◆ **WORK REQUEST**: Transcribe the records below line by line, exactly as they read.

_ _ _ _

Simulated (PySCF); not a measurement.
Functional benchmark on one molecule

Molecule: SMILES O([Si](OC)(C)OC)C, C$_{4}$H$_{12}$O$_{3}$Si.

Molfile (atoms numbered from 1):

_ _ _ _

◆ **TASK SOLUTION**:
Simulated (PySCF); not a measurement.
Functional benchmark on one molecule

Molecule: SMILES O([Si](OC)(C)OC)C, C$_{4}$H$_{12}$O$_{3}$Si.

Molfile (atoms numbered from 1):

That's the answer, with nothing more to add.